> _Requirement_
Below are records to be output exactly, every one of them.

• • • •
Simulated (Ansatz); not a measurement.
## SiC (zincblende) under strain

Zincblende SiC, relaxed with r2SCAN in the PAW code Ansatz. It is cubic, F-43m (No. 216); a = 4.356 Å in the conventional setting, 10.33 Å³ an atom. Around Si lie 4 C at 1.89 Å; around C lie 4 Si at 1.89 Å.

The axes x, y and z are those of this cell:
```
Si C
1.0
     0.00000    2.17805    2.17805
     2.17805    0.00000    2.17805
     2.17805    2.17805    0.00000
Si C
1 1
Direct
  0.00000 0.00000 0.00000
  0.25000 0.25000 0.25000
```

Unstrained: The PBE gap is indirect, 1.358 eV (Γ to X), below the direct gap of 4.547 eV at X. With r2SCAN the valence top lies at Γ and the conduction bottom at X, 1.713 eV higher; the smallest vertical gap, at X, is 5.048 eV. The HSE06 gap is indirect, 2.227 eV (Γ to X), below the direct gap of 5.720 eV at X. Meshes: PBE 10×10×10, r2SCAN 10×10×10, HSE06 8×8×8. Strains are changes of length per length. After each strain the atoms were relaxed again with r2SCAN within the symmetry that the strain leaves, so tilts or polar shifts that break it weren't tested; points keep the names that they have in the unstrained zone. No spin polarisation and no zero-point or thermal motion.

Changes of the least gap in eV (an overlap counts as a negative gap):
• • • •

> _Response_
Simulated (Ansatz); not a measurement.
## SiC (zincblende) under strain

Zincblende SiC, relaxed with r2SCAN in the PAW code Ansatz. It is cubic, F-43m (No. 216); a = 4.356 Å in the conventional setting, 10.33 Å³ an atom. Around Si lie 4 C at 1.89 Å; around C lie 4 Si at 1.89 Å.

The axes x, y and z are those of this cell:
```
Si C
1.0
     0.00000    2.17805    2.17805
     2.17805    0.00000    2.17805
     2.17805    2.17805    0.00000
Si C
1 1
Direct
  0.00000 0.00000 0.00000
  0.25000 0.25000 0.25000
```

Unstrained: The PBE gap is indirect, 1.358 eV (Γ to X), below the direct gap of 4.547 eV at X. With r2SCAN the valence top lies at Γ and the conduction bottom at X, 1.713 eV higher; the smallest vertical gap, at X, is 5.048 eV. The HSE06 gap is indirect, 2.227 eV (Γ to X), below the direct gap of 5.720 eV at X. Meshes: PBE 10×10×10, r2SCAN 10×10×10, HSE06 8×8×8. Strains are changes of length per length. After each strain the atoms were relaxed again with r2SCAN within the symmetry that the strain leaves, so tilts or polar shifts that break it weren't tested; points keep the names that they have in the unstrained zone. No spin polarisation and no zero-point or thermal motion.

Changes of the least gap in eV (an overlap counts as a negative gap):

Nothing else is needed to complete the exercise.